▶ [Extracted records]:

....................

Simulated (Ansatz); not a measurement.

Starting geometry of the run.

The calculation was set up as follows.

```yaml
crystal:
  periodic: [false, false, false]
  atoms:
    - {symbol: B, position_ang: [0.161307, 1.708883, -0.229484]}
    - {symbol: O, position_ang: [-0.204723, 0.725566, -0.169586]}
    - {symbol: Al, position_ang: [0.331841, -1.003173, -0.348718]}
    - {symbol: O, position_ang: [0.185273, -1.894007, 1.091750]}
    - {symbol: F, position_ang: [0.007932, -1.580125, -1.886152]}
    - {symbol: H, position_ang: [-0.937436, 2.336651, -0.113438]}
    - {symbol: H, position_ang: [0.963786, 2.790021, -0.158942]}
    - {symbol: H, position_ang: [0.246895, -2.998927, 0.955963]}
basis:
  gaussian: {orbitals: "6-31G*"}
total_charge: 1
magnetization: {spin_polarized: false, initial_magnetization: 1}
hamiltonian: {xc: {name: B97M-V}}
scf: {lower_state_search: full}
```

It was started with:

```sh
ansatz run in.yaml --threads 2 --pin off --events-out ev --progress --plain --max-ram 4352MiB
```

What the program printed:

....................

▶ [Brief]: Repeat the material above in full so that each line matches the original exactly.

▶ [Answer section]:
Simulated (Ansatz); not a measurement.

Starting geometry of the run.

The calculation was set up as follows.

```yaml
crystal:
  periodic: [false, false, false]
  atoms:
    - {symbol: B, position_ang: [0.161307, 1.708883, -0.229484]}
    - {symbol: O, position_ang: [-0.204723, 0.725566, -0.169586]}
    - {symbol: Al, position_ang: [0.331841, -1.003173, -0.348718]}
    - {symbol: O, position_ang: [0.185273, -1.894007, 1.091750]}
    - {symbol: F, position_ang: [0.007932, -1.580125, -1.886152]}
    - {symbol: H, position_ang: [-0.937436, 2.336651, -0.113438]}
    - {symbol: H, position_ang: [0.963786, 2.790021, -0.158942]}
    - {symbol: H, position_ang: [0.246895, -2.998927, 0.955963]}
basis:
  gaussian: {orbitals: "6-31G*"}
total_charge: 1
magnetization: {spin_polarized: false, initial_magnetization: 1}
hamiltonian: {xc: {name: B97M-V}}
scf: {lower_state_search: full}
```

It was started with:

```sh
ansatz run in.yaml --threads 2 --pin off --events-out ev --progress --plain --max-ram 4352MiB
```

What the program printed:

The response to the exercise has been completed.